**Requirement**
Each record that follows must be reproduced exactly.

++++

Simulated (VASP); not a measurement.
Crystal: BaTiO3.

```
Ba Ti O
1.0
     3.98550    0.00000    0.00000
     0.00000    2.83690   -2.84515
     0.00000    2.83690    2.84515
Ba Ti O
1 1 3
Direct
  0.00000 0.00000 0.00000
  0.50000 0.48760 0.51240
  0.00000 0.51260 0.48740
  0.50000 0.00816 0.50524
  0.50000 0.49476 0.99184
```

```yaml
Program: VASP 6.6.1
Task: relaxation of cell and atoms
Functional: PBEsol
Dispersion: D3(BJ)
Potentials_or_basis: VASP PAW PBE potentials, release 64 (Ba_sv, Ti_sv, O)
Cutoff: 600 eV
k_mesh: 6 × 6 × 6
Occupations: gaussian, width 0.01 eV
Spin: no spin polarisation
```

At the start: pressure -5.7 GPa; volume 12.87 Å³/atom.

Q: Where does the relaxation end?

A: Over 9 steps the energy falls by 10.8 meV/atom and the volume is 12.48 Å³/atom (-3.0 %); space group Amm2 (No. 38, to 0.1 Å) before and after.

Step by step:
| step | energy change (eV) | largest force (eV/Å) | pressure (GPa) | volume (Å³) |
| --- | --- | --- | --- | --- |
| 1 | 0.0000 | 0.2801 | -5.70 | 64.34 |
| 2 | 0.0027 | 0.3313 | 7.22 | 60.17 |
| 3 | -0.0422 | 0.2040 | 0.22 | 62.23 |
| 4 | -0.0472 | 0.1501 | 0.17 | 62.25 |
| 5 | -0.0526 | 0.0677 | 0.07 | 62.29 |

++++

**Solution**
Simulated (VASP); not a measurement.
Crystal: BaTiO3.

```
Ba Ti O
1.0
     3.98550    0.00000    0.00000
     0.00000    2.83690   -2.84515
     0.00000    2.83690    2.84515
Ba Ti O
1 1 3
Direct
  0.00000 0.00000 0.00000
  0.50000 0.48760 0.51240
  0.00000 0.51260 0.48740
  0.50000 0.00816 0.50524
  0.50000 0.49476 0.99184
```

```yaml
Program: VASP 6.6.1
Task: relaxation of cell and atoms
Functional: PBEsol
Dispersion: D3(BJ)
Potentials_or_basis: VASP PAW PBE potentials, release 64 (Ba_sv, Ti_sv, O)
Cutoff: 600 eV
k_mesh: 6 × 6 × 6
Occupations: gaussian, width 0.01 eV
Spin: no spin polarisation
```

At the start: pressure -5.7 GPa; volume 12.87 Å³/atom.

Q: Where does the relaxation end?

A: Over 9 steps the energy falls by 10.8 meV/atom and the volume is 12.48 Å³/atom (-3.0 %); space group Amm2 (No. 38, to 0.1 Å) before and after.

Step by step:
| step | energy change (eV) | largest force (eV/Å) | pressure (GPa) | volume (Å³) |
| --- | --- | --- | --- | --- |
| 1 | 0.0000 | 0.2801 | -5.70 | 64.34 |
| 2 | 0.0027 | 0.3313 | 7.22 | 60.17 |
| 3 | -0.0422 | 0.2040 | 0.22 | 62.23 |
| 4 | -0.0472 | 0.1501 | 0.17 | 62.25 |
| 5 | -0.0526 | 0.0677 | 0.07 | 62.29 |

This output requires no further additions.